════════════════════

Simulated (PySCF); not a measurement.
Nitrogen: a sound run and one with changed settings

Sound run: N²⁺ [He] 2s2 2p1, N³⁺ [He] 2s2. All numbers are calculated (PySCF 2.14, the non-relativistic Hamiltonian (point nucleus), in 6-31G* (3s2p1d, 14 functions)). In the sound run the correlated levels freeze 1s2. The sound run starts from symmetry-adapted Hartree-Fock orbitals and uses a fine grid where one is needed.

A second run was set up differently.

════════════════════

Work instruction: Once more, set down the full listing, verbatim.

Solution:
Simulated (PySCF); not a measurement.
Nitrogen: a sound run and one with changed settings

Sound run: N²⁺ [He] 2s2 2p1, N³⁺ [He] 2s2. All numbers are calculated (PySCF 2.14, the non-relativistic Hamiltonian (point nucleus), in 6-31G* (3s2p1d, 14 functions)). In the sound run the correlated levels freeze 1s2. The sound run starts from symmetry-adapted Hartree-Fock orbitals and uses a fine grid where one is needed.

A second run was set up differently.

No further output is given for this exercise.